• _REQUIRED ACTION_:
Take the lines below between the one holding "A Newman projection" and the one holding "What is the", inclusive, and copy them exactly. Add nothing.

[[ DATA FOR ANALYSIS, beginning ]]

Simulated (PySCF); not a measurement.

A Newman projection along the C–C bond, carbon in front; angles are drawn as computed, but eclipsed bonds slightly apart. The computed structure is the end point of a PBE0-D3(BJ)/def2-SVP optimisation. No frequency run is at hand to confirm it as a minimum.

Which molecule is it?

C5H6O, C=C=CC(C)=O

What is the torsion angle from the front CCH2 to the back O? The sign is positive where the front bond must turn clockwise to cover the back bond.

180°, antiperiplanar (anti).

[[ DATA FOR ANALYSIS, end ]]

• _RESPONSE_:
A Newman projection along the C–C bond, carbon in front; angles are drawn as computed, but eclipsed bonds slightly apart. The computed structure is the end point of a PBE0-D3(BJ)/def2-SVP optimisation. No frequency run is at hand to confirm it as a minimum.

Which molecule is it?

C5H6O, C=C=CC(C)=O

What is the torsion angle from the front CCH2 to the back O? The sign is positive where the front bond must turn clockwise to cover the back bond.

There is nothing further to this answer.